## Data
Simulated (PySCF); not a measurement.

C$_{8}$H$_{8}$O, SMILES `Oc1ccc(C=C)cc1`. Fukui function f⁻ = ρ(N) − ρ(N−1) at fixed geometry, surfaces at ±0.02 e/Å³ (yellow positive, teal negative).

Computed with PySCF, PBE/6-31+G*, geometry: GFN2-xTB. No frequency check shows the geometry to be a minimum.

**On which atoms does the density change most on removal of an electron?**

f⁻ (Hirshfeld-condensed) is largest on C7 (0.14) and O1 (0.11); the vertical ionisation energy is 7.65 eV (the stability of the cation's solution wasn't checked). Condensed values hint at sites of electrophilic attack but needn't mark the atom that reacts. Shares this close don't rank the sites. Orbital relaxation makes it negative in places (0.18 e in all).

## Work request
Retype all of the material, exactly as written.

## Reply
Simulated (PySCF); not a measurement.

C$_{8}$H$_{8}$O, SMILES `Oc1ccc(C=C)cc1`. Fukui function f⁻ = ρ(N) − ρ(N−1) at fixed geometry, surfaces at ±0.02 e/Å³ (yellow positive, teal negative).

Computed with PySCF, PBE/6-31+G*, geometry: GFN2-xTB. No frequency check shows the geometry to be a minimum.

**On which atoms does the density change most on removal of an electron?**

f⁻ (Hirshfeld-condensed) is largest on C7 (0.14) and O1 (0.11); the vertical ionisation energy is 7.65 eV (the stability of the cation's solution wasn't checked). Condensed values hint at sites of electrophilic attack but needn't mark the atom that reacts. Shares this close don't rank the sites. Orbital relaxation makes it negative in places (0.18 e in all).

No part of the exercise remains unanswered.